**Task item**
In the data that follows, each entry is to be restated exactly.

-=-=-

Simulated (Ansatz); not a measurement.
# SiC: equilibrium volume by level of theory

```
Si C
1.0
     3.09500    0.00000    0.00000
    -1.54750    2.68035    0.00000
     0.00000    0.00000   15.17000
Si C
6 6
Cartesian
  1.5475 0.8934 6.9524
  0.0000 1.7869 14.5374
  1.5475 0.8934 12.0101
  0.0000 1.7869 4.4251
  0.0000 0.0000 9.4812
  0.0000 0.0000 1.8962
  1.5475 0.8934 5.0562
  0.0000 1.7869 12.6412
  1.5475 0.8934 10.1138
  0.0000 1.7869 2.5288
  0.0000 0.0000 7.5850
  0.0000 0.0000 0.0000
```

-=-=-

**Answer space**
Simulated (Ansatz); not a measurement.
# SiC: equilibrium volume by level of theory

```
Si C
1.0
     3.09500    0.00000    0.00000
    -1.54750    2.68035    0.00000
     0.00000    0.00000   15.17000
Si C
6 6
Cartesian
  1.5475 0.8934 6.9524
  0.0000 1.7869 14.5374
  1.5475 0.8934 12.0101
  0.0000 1.7869 4.4251
  0.0000 0.0000 9.4812
  0.0000 0.0000 1.8962
  1.5475 0.8934 5.0562
  0.0000 1.7869 12.6412
  1.5475 0.8934 10.1138
  0.0000 1.7869 2.5288
  0.0000 0.0000 7.5850
  0.0000 0.0000 0.0000
```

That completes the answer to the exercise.